▸ Supplied data:
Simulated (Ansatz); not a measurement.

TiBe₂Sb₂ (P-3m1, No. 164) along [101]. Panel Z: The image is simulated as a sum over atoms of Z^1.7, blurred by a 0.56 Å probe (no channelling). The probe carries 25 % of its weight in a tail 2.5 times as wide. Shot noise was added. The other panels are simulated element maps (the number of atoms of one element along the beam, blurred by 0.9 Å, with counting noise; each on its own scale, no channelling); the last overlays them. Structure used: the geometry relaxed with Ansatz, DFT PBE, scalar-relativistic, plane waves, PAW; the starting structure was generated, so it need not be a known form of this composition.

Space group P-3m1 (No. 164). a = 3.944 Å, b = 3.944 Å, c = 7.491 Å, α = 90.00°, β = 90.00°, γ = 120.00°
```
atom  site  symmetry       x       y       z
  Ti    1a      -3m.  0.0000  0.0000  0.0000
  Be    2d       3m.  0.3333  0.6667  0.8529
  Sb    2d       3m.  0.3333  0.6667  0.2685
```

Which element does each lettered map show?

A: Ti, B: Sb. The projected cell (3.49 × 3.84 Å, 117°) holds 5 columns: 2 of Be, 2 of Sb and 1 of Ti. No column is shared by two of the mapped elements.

▸ Work task:
Take the entries above and return only the lines from the one with "Space group P-3m1" to the one with "Which element does each lettered map show?", both included, unchanged.

▸ Response box:
Space group P-3m1 (No. 164). a = 3.944 Å, b = 3.944 Å, c = 7.491 Å, α = 90.00°, β = 90.00°, γ = 120.00°
```
atom  site  symmetry       x       y       z
  Ti    1a      -3m.  0.0000  0.0000  0.0000
  Be    2d       3m.  0.3333  0.6667  0.8529
  Sb    2d       3m.  0.3333  0.6667  0.2685
```

Which element does each lettered map show?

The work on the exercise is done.